• Dataset entries:
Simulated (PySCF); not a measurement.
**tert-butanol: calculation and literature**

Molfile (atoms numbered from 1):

• Action item: A verbatim copy of every entry is needed.

• Your response:
Simulated (PySCF); not a measurement.
**tert-butanol: calculation and literature**

Molfile (atoms numbered from 1):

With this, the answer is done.